▶ WORK REQUEST
Where the line containing "In the def2" appears, end your copy; everything from the first line of the records below up to and including it must be reproduced exactly.

▶ MATERIAL SHOWN
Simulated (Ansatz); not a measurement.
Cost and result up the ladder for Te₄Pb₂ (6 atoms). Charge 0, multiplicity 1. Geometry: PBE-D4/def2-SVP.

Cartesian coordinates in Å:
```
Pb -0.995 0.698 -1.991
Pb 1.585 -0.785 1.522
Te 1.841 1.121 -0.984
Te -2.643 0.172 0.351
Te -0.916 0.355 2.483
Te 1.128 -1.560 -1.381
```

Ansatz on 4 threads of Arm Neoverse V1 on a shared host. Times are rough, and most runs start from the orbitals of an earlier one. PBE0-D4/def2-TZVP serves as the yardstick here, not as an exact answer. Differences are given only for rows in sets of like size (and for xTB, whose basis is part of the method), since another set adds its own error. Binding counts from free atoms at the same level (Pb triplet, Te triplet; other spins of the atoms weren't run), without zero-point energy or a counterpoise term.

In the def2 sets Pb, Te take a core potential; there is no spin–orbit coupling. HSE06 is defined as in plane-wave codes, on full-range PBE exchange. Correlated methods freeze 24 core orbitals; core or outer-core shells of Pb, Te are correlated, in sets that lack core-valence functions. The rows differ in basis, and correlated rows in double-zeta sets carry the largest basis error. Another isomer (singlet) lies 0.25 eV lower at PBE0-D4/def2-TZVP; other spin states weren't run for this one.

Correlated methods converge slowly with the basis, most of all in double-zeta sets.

▶ EXERCISE RESPONSE
Simulated (Ansatz); not a measurement.
Cost and result up the ladder for Te₄Pb₂ (6 atoms). Charge 0, multiplicity 1. Geometry: PBE-D4/def2-SVP.

Cartesian coordinates in Å:
```
Pb -0.995 0.698 -1.991
Pb 1.585 -0.785 1.522
Te 1.841 1.121 -0.984
Te -2.643 0.172 0.351
Te -0.916 0.355 2.483
Te 1.128 -1.560 -1.381
```

Ansatz on 4 threads of Arm Neoverse V1 on a shared host. Times are rough, and most runs start from the orbitals of an earlier one. PBE0-D4/def2-TZVP serves as the yardstick here, not as an exact answer. Differences are given only for rows in sets of like size (and for xTB, whose basis is part of the method), since another set adds its own error. Binding counts from free atoms at the same level (Pb triplet, Te triplet; other spins of the atoms weren't run), without zero-point energy or a counterpoise term.

In the def2 sets Pb, Te take a core potential; there is no spin–orbit coupling. HSE06 is defined as in plane-wave codes, on full-range PBE exchange. Correlated methods freeze 24 core orbitals; core or outer-core shells of Pb, Te are correlated, in sets that lack core-valence functions. The rows differ in basis, and correlated rows in double-zeta sets carry the largest basis error. Another isomer (singlet) lies 0.25 eV lower at PBE0-D4/def2-TZVP; other spin states weren't run for this one.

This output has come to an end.